—————

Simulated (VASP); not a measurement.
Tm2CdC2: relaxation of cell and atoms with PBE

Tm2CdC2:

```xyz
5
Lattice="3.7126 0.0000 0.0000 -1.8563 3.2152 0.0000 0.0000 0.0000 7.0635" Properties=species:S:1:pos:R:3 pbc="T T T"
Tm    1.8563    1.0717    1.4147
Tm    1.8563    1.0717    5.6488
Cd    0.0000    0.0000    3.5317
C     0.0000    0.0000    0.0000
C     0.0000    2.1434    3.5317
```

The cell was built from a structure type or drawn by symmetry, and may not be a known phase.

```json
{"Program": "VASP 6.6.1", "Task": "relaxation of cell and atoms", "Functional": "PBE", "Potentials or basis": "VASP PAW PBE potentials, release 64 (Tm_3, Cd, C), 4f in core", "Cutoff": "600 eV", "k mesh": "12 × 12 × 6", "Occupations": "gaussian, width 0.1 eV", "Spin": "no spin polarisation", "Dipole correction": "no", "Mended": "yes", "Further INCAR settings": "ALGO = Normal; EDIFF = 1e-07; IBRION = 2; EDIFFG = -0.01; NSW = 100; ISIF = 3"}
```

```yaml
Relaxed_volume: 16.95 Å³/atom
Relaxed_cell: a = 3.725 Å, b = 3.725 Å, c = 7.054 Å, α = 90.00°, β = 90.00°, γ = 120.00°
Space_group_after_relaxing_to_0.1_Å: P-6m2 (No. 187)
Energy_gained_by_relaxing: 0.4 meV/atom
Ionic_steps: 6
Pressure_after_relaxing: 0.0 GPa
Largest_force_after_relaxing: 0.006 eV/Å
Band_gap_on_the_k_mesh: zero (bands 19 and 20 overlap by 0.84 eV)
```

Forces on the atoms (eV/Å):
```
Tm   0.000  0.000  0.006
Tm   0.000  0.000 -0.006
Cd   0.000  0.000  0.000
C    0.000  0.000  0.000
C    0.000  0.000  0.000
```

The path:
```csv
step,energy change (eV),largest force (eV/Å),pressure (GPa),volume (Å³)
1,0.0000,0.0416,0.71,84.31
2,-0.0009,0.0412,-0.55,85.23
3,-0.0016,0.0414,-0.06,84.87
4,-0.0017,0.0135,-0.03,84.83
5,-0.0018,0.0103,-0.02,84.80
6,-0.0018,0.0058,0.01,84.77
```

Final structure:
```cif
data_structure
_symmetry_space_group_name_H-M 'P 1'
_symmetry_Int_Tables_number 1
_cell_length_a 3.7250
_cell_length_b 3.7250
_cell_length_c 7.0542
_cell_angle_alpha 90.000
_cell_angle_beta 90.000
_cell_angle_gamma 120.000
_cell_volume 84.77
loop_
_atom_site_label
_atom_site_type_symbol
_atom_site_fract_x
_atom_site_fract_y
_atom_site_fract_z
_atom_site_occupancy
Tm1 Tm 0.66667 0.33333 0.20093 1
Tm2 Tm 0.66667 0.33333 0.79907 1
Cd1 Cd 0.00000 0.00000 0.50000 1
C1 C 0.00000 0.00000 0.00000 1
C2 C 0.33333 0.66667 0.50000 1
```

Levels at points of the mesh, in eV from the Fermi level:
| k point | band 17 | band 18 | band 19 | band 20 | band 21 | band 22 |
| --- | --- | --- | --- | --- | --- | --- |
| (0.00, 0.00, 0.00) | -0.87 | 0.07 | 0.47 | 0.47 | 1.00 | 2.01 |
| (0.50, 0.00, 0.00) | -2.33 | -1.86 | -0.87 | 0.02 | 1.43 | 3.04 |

—————

:: Brief ::
Transcribe only, please, the lines from the first line of the records through the line with "The cell was". Both of those lines are included.

:: Your response ::
Simulated (VASP); not a measurement.
Tm2CdC2: relaxation of cell and atoms with PBE

Tm2CdC2:

```xyz
5
Lattice="3.7126 0.0000 0.0000 -1.8563 3.2152 0.0000 0.0000 0.0000 7.0635" Properties=species:S:1:pos:R:3 pbc="T T T"
Tm    1.8563    1.0717    1.4147
Tm    1.8563    1.0717    5.6488
Cd    0.0000    0.0000    3.5317
C     0.0000    0.0000    0.0000
C     0.0000    2.1434    3.5317
```

The cell was built from a structure type or drawn by symmetry, and may not be a known phase.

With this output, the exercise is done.